_ _ _
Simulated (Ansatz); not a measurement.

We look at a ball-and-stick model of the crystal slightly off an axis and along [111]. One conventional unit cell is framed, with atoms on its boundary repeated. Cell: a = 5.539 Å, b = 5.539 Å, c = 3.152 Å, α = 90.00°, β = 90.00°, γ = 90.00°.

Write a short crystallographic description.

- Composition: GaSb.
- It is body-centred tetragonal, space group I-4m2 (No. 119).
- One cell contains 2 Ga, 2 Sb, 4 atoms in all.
_ _ _

[Work request]
Word for word, return all of the records.

[Reply]
Simulated (Ansatz); not a measurement.

We look at a ball-and-stick model of the crystal slightly off an axis and along [111]. One conventional unit cell is framed, with atoms on its boundary repeated. Cell: a = 5.539 Å, b = 5.539 Å, c = 3.152 Å, α = 90.00°, β = 90.00°, γ = 90.00°.

Write a short crystallographic description.

- Composition: GaSb.
- It is body-centred tetragonal, space group I-4m2 (No. 119).
- One cell contains 2 Ga, 2 Sb, 4 atoms in all.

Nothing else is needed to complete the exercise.